● **Work instruction**
Output the entire listing below exactly as it stands.

● **Records shown**
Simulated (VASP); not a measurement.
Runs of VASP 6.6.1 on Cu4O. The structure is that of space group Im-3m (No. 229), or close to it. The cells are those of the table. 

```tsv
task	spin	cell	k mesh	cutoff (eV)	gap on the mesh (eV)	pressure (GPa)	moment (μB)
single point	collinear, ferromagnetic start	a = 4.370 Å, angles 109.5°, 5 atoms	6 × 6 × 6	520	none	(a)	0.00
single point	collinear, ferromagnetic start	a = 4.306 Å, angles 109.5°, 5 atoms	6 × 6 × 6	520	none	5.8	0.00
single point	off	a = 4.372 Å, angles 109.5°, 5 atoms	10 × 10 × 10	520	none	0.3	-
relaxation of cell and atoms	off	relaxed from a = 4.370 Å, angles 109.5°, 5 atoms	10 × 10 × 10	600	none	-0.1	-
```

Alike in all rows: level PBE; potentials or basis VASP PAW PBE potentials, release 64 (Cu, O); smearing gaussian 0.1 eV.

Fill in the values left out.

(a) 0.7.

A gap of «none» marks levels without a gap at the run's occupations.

● **Response**
Simulated (VASP); not a measurement.
Runs of VASP 6.6.1 on Cu4O. The structure is that of space group Im-3m (No. 229), or close to it. The cells are those of the table. 

```tsv
task	spin	cell	k mesh	cutoff (eV)	gap on the mesh (eV)	pressure (GPa)	moment (μB)
single point	collinear, ferromagnetic start	a = 4.370 Å, angles 109.5°, 5 atoms	6 × 6 × 6	520	none	(a)	0.00
single point	collinear, ferromagnetic start	a = 4.306 Å, angles 109.5°, 5 atoms	6 × 6 × 6	520	none	5.8	0.00
single point	off	a = 4.372 Å, angles 109.5°, 5 atoms	10 × 10 × 10	520	none	0.3	-
relaxation of cell and atoms	off	relaxed from a = 4.370 Å, angles 109.5°, 5 atoms	10 × 10 × 10	600	none	-0.1	-
```

Alike in all rows: level PBE; potentials or basis VASP PAW PBE potentials, release 64 (Cu, O); smearing gaussian 0.1 eV.

Fill in the values left out.

(a) 0.7.

A gap of «none» marks levels without a gap at the run's occupations.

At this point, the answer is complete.